** Activity **
Return every line of the listing below, unchanged, from its first line to the line holding "Caveat: this functional", that line included.

Records shown Block Start

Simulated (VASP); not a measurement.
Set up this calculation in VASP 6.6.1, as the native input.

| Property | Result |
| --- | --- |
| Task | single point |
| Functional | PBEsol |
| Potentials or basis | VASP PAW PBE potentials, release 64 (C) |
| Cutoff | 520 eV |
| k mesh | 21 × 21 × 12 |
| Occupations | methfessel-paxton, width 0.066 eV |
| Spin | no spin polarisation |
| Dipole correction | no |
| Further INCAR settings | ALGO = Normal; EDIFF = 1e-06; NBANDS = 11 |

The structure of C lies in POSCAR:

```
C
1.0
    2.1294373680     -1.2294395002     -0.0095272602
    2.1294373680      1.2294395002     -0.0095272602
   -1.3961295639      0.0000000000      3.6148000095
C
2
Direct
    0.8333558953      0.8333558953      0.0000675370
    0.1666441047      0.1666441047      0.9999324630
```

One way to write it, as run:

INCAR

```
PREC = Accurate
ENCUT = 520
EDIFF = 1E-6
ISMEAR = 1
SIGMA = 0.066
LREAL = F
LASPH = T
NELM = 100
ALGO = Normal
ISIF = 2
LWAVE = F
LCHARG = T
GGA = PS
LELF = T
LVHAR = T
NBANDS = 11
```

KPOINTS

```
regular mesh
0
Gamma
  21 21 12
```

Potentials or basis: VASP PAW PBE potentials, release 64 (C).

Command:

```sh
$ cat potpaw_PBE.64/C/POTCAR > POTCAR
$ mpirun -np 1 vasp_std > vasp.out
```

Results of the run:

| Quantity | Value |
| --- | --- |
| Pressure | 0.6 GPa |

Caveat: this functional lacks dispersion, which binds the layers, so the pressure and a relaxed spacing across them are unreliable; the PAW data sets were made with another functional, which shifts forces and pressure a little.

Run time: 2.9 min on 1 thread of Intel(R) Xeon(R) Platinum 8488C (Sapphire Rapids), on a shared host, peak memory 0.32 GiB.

Records shown Block End

** Written response **
Simulated (VASP); not a measurement.
Set up this calculation in VASP 6.6.1, as the native input.

| Property | Result |
| --- | --- |
| Task | single point |
| Functional | PBEsol |
| Potentials or basis | VASP PAW PBE potentials, release 64 (C) |
| Cutoff | 520 eV |
| k mesh | 21 × 21 × 12 |
| Occupations | methfessel-paxton, width 0.066 eV |
| Spin | no spin polarisation |
| Dipole correction | no |
| Further INCAR settings | ALGO = Normal; EDIFF = 1e-06; NBANDS = 11 |

The structure of C lies in POSCAR:

```
C
1.0
    2.1294373680     -1.2294395002     -0.0095272602
    2.1294373680      1.2294395002     -0.0095272602
   -1.3961295639      0.0000000000      3.6148000095
C
2
Direct
    0.8333558953      0.8333558953      0.0000675370
    0.1666441047      0.1666441047      0.9999324630
```

One way to write it, as run:

INCAR

```
PREC = Accurate
ENCUT = 520
EDIFF = 1E-6
ISMEAR = 1
SIGMA = 0.066
LREAL = F
LASPH = T
NELM = 100
ALGO = Normal
ISIF = 2
LWAVE = F
LCHARG = T
GGA = PS
LELF = T
LVHAR = T
NBANDS = 11
```

KPOINTS

```
regular mesh
0
Gamma
  21 21 12
```

Potentials or basis: VASP PAW PBE potentials, release 64 (C).

Command:

```sh
$ cat potpaw_PBE.64/C/POTCAR > POTCAR
$ mpirun -np 1 vasp_std > vasp.out
```

Results of the run:

| Quantity | Value |
| --- | --- |
| Pressure | 0.6 GPa |

Caveat: this functional lacks dispersion, which binds the layers, so the pressure and a relaxed spacing across them are unreliable; the PAW data sets were made with another functional, which shifts forces and pressure a little.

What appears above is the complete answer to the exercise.